_Required action_: Retype the material exactly, ending with the line containing "Method: PBE GGA".

_Material supplied_:
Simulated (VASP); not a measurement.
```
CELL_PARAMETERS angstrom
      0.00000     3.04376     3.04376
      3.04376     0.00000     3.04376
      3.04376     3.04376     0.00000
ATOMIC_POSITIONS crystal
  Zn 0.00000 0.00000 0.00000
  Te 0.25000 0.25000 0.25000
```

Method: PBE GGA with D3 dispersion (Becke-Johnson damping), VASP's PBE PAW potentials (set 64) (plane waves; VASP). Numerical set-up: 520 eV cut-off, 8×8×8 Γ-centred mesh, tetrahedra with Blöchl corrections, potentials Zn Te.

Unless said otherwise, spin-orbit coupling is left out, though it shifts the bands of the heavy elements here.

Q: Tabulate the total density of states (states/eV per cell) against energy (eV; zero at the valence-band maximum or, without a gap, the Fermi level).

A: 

_Expected answer_:
Simulated (VASP); not a measurement.
```
CELL_PARAMETERS angstrom
      0.00000     3.04376     3.04376
      3.04376     0.00000     3.04376
      3.04376     3.04376     0.00000
ATOMIC_POSITIONS crystal
  Zn 0.00000 0.00000 0.00000
  Te 0.25000 0.25000 0.25000
```

Method: PBE GGA with D3 dispersion (Becke-Johnson damping), VASP's PBE PAW potentials (set 64) (plane waves; VASP). Numerical set-up: 520 eV cut-off, 8×8×8 Γ-centred mesh, tetrahedra with Blöchl corrections, potentials Zn Te.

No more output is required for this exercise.